Input data:

____________

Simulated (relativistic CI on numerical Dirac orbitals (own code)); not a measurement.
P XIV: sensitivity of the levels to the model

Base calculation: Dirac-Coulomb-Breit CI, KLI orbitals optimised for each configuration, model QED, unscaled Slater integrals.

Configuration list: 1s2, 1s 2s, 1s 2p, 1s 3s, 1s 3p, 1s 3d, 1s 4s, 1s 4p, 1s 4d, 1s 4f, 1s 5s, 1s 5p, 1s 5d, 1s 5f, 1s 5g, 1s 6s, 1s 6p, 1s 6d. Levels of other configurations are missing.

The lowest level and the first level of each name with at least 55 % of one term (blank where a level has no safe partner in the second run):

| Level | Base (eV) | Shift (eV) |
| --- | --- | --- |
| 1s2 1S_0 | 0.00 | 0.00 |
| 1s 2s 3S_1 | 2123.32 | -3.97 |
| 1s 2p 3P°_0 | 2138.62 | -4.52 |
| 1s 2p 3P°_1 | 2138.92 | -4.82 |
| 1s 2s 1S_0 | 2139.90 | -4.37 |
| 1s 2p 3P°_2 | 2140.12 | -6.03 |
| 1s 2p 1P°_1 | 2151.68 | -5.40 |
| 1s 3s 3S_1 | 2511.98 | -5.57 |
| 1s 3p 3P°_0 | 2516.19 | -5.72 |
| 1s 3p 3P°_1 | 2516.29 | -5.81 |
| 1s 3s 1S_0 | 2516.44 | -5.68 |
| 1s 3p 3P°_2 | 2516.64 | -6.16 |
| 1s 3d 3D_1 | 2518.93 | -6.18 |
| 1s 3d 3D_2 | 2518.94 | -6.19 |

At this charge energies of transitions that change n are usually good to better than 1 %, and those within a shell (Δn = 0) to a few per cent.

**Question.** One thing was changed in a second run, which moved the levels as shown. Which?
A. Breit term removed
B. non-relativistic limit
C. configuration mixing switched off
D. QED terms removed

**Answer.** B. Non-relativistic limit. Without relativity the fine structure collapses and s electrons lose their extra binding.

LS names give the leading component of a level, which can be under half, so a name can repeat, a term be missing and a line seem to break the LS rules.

____________

Brief: In the listing above, start at the line with "2516.64 | -6.16 |", go on through the line with "as shown. Which?", and copy each of those lines exactly; leave out all the rest.

Task result:
| 1s 3p 3P°_2 | 2516.64 | -6.16 |
| 1s 3d 3D_1 | 2518.93 | -6.18 |
| 1s 3d 3D_2 | 2518.94 | -6.19 |

At this charge energies of transitions that change n are usually good to better than 1 %, and those within a shell (Δn = 0) to a few per cent.

**Question.** One thing was changed in a second run, which moved the levels as shown. Which?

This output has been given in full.